[Work item]:
Every line in the listing is to be echoed verbatim.

——

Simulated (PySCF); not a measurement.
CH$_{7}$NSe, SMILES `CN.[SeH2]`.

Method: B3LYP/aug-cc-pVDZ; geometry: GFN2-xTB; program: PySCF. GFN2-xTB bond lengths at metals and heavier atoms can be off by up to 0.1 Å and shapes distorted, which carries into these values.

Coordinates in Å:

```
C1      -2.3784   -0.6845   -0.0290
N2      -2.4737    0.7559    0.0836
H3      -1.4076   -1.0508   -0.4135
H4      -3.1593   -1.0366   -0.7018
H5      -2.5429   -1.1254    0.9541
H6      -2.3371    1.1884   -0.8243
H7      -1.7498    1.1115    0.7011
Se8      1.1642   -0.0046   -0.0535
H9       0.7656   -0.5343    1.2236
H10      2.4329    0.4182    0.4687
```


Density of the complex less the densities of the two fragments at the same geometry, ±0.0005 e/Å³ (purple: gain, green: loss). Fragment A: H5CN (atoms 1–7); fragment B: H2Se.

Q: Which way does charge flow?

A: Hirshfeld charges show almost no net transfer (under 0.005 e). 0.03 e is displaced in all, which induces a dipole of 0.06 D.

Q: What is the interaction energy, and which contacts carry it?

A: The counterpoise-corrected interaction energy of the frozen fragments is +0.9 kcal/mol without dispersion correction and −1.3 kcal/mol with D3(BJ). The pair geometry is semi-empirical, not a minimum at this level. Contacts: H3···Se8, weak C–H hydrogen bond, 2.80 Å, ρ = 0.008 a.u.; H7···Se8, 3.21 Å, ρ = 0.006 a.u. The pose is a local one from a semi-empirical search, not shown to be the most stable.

——

[Solution]:
Simulated (PySCF); not a measurement.
CH$_{7}$NSe, SMILES `CN.[SeH2]`.

Method: B3LYP/aug-cc-pVDZ; geometry: GFN2-xTB; program: PySCF. GFN2-xTB bond lengths at metals and heavier atoms can be off by up to 0.1 Å and shapes distorted, which carries into these values.

Coordinates in Å:

```
C1      -2.3784   -0.6845   -0.0290
N2      -2.4737    0.7559    0.0836
H3      -1.4076   -1.0508   -0.4135
H4      -3.1593   -1.0366   -0.7018
H5      -2.5429   -1.1254    0.9541
H6      -2.3371    1.1884   -0.8243
H7      -1.7498    1.1115    0.7011
Se8      1.1642   -0.0046   -0.0535
H9       0.7656   -0.5343    1.2236
H10      2.4329    0.4182    0.4687
```


Density of the complex less the densities of the two fragments at the same geometry, ±0.0005 e/Å³ (purple: gain, green: loss). Fragment A: H5CN (atoms 1–7); fragment B: H2Se.

Q: Which way does charge flow?

A: Hirshfeld charges show almost no net transfer (under 0.005 e). 0.03 e is displaced in all, which induces a dipole of 0.06 D.

Q: What is the interaction energy, and which contacts carry it?

A: The counterpoise-corrected interaction energy of the frozen fragments is +0.9 kcal/mol without dispersion correction and −1.3 kcal/mol with D3(BJ). The pair geometry is semi-empirical, not a minimum at this level. Contacts: H3···Se8, weak C–H hydrogen bond, 2.80 Å, ρ = 0.008 a.u.; H7···Se8, 3.21 Å, ρ = 0.006 a.u. The pose is a local one from a semi-empirical search, not shown to be the most stable.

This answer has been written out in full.